> WORK REQUEST: Repeat the entries shown below with every word and mark intact.

> EXCERPTED RECORDS:
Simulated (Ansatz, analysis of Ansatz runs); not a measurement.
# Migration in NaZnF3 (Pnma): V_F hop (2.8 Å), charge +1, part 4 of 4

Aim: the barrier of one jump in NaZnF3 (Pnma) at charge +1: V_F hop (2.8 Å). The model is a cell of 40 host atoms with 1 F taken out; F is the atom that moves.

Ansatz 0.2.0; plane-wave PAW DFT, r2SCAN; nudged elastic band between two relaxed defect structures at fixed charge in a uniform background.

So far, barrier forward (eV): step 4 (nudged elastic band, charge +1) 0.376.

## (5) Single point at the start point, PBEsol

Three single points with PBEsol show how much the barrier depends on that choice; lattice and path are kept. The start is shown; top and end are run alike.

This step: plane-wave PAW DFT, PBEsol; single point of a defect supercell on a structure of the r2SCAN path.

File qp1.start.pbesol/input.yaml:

> WRITTEN RESPONSE:
Simulated (Ansatz, analysis of Ansatz runs); not a measurement.
# Migration in NaZnF3 (Pnma): V_F hop (2.8 Å), charge +1, part 4 of 4

Aim: the barrier of one jump in NaZnF3 (Pnma) at charge +1: V_F hop (2.8 Å). The model is a cell of 40 host atoms with 1 F taken out; F is the atom that moves.

Ansatz 0.2.0; plane-wave PAW DFT, r2SCAN; nudged elastic band between two relaxed defect structures at fixed charge in a uniform background.

So far, barrier forward (eV): step 4 (nudged elastic band, charge +1) 0.376.

## (5) Single point at the start point, PBEsol

Three single points with PBEsol show how much the barrier depends on that choice; lattice and path are kept. The start is shown; top and end are run alike.

This step: plane-wave PAW DFT, PBEsol; single point of a defect supercell on a structure of the r2SCAN path.

File qp1.start.pbesol/input.yaml:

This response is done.